☆ ☆ ☆ ☆

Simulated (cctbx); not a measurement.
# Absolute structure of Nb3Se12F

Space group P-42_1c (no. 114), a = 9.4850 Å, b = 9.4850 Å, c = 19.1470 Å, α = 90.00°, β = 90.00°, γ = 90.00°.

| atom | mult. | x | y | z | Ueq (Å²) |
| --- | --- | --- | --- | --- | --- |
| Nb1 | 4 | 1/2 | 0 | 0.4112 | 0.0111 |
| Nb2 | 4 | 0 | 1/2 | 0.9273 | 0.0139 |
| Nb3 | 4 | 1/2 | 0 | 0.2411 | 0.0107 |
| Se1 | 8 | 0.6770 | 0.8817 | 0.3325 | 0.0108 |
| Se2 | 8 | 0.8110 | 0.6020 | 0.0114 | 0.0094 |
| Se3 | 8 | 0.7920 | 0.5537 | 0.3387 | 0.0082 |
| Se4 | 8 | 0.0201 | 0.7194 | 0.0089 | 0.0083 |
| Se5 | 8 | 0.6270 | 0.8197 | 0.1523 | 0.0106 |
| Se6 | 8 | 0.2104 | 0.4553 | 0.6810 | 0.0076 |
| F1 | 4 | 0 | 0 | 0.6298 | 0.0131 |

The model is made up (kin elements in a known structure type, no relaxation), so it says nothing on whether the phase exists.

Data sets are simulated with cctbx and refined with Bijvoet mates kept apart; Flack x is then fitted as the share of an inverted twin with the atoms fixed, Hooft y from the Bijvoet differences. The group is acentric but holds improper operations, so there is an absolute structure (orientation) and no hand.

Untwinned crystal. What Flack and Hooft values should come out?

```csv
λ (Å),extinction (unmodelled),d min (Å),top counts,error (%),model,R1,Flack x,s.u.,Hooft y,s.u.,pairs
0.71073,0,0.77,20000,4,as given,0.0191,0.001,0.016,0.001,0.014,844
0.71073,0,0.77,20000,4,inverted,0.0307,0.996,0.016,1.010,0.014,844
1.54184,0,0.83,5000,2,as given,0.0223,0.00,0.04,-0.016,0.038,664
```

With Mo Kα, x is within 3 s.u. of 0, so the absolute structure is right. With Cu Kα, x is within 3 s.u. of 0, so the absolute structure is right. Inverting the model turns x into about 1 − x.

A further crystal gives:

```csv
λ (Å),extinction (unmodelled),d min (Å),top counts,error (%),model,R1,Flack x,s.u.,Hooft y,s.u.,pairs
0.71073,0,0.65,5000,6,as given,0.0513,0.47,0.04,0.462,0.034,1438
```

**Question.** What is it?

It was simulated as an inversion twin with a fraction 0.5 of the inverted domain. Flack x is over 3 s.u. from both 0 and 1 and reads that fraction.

☆ ☆ ☆ ☆

Work task
Reproduce only what lies between the start of the listing above and the end of the line containing "What is it?", keeping every line exact.

Expected answer
Simulated (cctbx); not a measurement.
# Absolute structure of Nb3Se12F

Space group P-42_1c (no. 114), a = 9.4850 Å, b = 9.4850 Å, c = 19.1470 Å, α = 90.00°, β = 90.00°, γ = 90.00°.

| atom | mult. | x | y | z | Ueq (Å²) |
| --- | --- | --- | --- | --- | --- |
| Nb1 | 4 | 1/2 | 0 | 0.4112 | 0.0111 |
| Nb2 | 4 | 0 | 1/2 | 0.9273 | 0.0139 |
| Nb3 | 4 | 1/2 | 0 | 0.2411 | 0.0107 |
| Se1 | 8 | 0.6770 | 0.8817 | 0.3325 | 0.0108 |
| Se2 | 8 | 0.8110 | 0.6020 | 0.0114 | 0.0094 |
| Se3 | 8 | 0.7920 | 0.5537 | 0.3387 | 0.0082 |
| Se4 | 8 | 0.0201 | 0.7194 | 0.0089 | 0.0083 |
| Se5 | 8 | 0.6270 | 0.8197 | 0.1523 | 0.0106 |
| Se6 | 8 | 0.2104 | 0.4553 | 0.6810 | 0.0076 |
| F1 | 4 | 0 | 0 | 0.6298 | 0.0131 |

The model is made up (kin elements in a known structure type, no relaxation), so it says nothing on whether the phase exists.

Data sets are simulated with cctbx and refined with Bijvoet mates kept apart; Flack x is then fitted as the share of an inverted twin with the atoms fixed, Hooft y from the Bijvoet differences. The group is acentric but holds improper operations, so there is an absolute structure (orientation) and no hand.

Untwinned crystal. What Flack and Hooft values should come out?

```csv
λ (Å),extinction (unmodelled),d min (Å),top counts,error (%),model,R1,Flack x,s.u.,Hooft y,s.u.,pairs
0.71073,0,0.77,20000,4,as given,0.0191,0.001,0.016,0.001,0.014,844
0.71073,0,0.77,20000,4,inverted,0.0307,0.996,0.016,1.010,0.014,844
1.54184,0,0.83,5000,2,as given,0.0223,0.00,0.04,-0.016,0.038,664
```

With Mo Kα, x is within 3 s.u. of 0, so the absolute structure is right. With Cu Kα, x is within 3 s.u. of 0, so the absolute structure is right. Inverting the model turns x into about 1 − x.

A further crystal gives:

```csv
λ (Å),extinction (unmodelled),d min (Å),top counts,error (%),model,R1,Flack x,s.u.,Hooft y,s.u.,pairs
0.71073,0,0.65,5000,6,as given,0.0513,0.47,0.04,0.462,0.034,1438
```

**Question.** What is it?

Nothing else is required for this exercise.